= WORK TASK =
All of the data needs to be repeated exactly.

= DATA PROVIDED =
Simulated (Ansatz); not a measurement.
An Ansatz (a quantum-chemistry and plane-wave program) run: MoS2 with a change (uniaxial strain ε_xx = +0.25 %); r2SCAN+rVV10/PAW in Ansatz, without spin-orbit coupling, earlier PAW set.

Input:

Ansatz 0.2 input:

= ANSWER AREA =
Simulated (Ansatz); not a measurement.
An Ansatz (a quantum-chemistry and plane-wave program) run: MoS2 with a change (uniaxial strain ε_xx = +0.25 %); r2SCAN+rVV10/PAW in Ansatz, without spin-orbit coupling, earlier PAW set.

Input:

Ansatz 0.2 input:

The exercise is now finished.